» **EXERCISE**: Output the entries below so that they read exactly as they do now.

» **EXCERPTED DATA**:
* * * *

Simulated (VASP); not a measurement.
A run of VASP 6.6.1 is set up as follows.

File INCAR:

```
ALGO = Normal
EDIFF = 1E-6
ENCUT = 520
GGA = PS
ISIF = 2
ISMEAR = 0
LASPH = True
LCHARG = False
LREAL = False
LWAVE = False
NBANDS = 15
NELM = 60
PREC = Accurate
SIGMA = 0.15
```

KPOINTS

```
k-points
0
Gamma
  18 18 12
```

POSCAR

* * * *

» **ANSWER AREA**:
Simulated (VASP); not a measurement.
A run of VASP 6.6.1 is set up as follows.

File INCAR:

```
ALGO = Normal
EDIFF = 1E-6
ENCUT = 520
GGA = PS
ISIF = 2
ISMEAR = 0
LASPH = True
LCHARG = False
LREAL = False
LWAVE = False
NBANDS = 15
NELM = 60
PREC = Accurate
SIGMA = 0.15
```

KPOINTS

```
k-points
0
Gamma
  18 18 12
```

POSCAR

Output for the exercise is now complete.